-- EXTRACTED DATA follows --

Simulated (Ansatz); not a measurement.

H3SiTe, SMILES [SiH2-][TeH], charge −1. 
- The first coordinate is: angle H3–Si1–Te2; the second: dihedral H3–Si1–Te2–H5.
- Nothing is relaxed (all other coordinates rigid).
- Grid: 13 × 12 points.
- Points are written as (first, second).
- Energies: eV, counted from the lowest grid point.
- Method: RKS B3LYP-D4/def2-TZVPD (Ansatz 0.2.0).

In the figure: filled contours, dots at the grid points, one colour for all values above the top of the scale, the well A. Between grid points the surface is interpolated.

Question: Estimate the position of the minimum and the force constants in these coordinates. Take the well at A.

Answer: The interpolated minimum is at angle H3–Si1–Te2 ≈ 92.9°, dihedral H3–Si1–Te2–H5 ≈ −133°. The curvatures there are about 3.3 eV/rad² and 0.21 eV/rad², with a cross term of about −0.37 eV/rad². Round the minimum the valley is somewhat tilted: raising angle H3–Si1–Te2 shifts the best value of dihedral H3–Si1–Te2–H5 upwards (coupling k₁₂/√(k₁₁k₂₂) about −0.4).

-- EXTRACTED DATA concluded --

Take from the material above the lines running from the one with "- The first" through the one with "- Method: RKS", and repeat them exactly, with nothing else.

◆ **RESULT**
- The first coordinate is: angle H3–Si1–Te2; the second: dihedral H3–Si1–Te2–H5.
- Nothing is relaxed (all other coordinates rigid).
- Grid: 13 × 12 points.
- Points are written as (first, second).
- Energies: eV, counted from the lowest grid point.
- Method: RKS B3LYP-D4/def2-TZVPD (Ansatz 0.2.0).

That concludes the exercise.